§ Required action
Nothing but an exact copy of the data should be given.

══ Record extracts ══

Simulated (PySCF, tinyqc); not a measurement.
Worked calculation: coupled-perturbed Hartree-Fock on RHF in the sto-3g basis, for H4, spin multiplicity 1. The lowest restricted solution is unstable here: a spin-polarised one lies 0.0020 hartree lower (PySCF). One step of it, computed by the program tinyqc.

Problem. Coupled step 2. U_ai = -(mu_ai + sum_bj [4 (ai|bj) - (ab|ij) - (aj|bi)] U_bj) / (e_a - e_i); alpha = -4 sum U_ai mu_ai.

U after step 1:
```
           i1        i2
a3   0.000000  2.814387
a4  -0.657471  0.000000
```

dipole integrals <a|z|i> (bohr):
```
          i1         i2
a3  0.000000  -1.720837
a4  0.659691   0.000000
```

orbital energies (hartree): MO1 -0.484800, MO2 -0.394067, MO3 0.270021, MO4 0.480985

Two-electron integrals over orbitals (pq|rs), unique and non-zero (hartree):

═══

§ Expected answer
Simulated (PySCF, tinyqc); not a measurement.
Worked calculation: coupled-perturbed Hartree-Fock on RHF in the sto-3g basis, for H4, spin multiplicity 1. The lowest restricted solution is unstable here: a spin-polarised one lies 0.0020 hartree lower (PySCF). One step of it, computed by the program tinyqc.

Problem. Coupled step 2. U_ai = -(mu_ai + sum_bj [4 (ai|bj) - (ab|ij) - (aj|bi)] U_bj) / (e_a - e_i); alpha = -4 sum U_ai mu_ai.

U after step 1:
```
           i1        i2
a3   0.000000  2.814387
a4  -0.657471  0.000000
```

dipole integrals <a|z|i> (bohr):
```
          i1         i2
a3  0.000000  -1.720837
a4  0.659691   0.000000
```

orbital energies (hartree): MO1 -0.484800, MO2 -0.394067, MO3 0.270021, MO4 0.480985

Two-electron integrals over orbitals (pq|rs), unique and non-zero (hartree):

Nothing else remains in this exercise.